#### Supplied data
== Segment start ==

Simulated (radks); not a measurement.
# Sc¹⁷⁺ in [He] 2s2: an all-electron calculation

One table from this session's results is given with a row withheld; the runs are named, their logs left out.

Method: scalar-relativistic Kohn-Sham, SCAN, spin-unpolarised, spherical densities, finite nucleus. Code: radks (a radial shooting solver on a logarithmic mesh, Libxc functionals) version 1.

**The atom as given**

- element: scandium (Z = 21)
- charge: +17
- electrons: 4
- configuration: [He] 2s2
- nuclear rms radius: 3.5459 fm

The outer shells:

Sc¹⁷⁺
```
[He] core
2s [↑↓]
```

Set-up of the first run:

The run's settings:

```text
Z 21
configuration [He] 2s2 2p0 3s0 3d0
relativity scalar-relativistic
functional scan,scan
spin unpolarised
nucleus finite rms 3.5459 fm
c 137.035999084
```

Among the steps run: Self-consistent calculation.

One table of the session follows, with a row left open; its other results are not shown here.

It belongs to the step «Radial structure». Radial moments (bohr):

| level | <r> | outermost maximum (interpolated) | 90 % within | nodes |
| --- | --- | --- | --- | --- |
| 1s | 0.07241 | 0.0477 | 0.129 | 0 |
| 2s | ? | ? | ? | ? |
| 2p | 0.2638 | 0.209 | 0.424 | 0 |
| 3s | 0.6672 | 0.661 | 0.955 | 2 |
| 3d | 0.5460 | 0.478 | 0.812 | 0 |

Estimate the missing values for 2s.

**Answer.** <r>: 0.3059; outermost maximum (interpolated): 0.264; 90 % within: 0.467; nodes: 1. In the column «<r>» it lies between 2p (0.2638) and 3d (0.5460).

== Segment end ==

Give again, exactly as written, the lines running from the first line of the data above through the line that contains "Estimate the missing values for 2s.".

Simulated (radks); not a measurement.
# Sc¹⁷⁺ in [He] 2s2: an all-electron calculation

One table from this session's results is given with a row withheld; the runs are named, their logs left out.

Method: scalar-relativistic Kohn-Sham, SCAN, spin-unpolarised, spherical densities, finite nucleus. Code: radks (a radial shooting solver on a logarithmic mesh, Libxc functionals) version 1.

**The atom as given**

- element: scandium (Z = 21)
- charge: +17
- electrons: 4
- configuration: [He] 2s2
- nuclear rms radius: 3.5459 fm

The outer shells:

Sc¹⁷⁺
```
[He] core
2s [↑↓]
```

Set-up of the first run:

The run's settings:

```text
Z 21
configuration [He] 2s2 2p0 3s0 3d0
relativity scalar-relativistic
functional scan,scan
spin unpolarised
nucleus finite rms 3.5459 fm
c 137.035999084
```

Among the steps run: Self-consistent calculation.

One table of the session follows, with a row left open; its other results are not shown here.

It belongs to the step «Radial structure». Radial moments (bohr):

| level | <r> | outermost maximum (interpolated) | 90 % within | nodes |
| --- | --- | --- | --- | --- |
| 1s | 0.07241 | 0.0477 | 0.129 | 0 |
| 2s | ? | ? | ? | ? |
| 2p | 0.2638 | 0.209 | 0.424 | 0 |
| 3s | 0.6672 | 0.661 | 0.955 | 2 |
| 3d | 0.5460 | 0.478 | 0.812 | 0 |

Estimate the missing values for 2s.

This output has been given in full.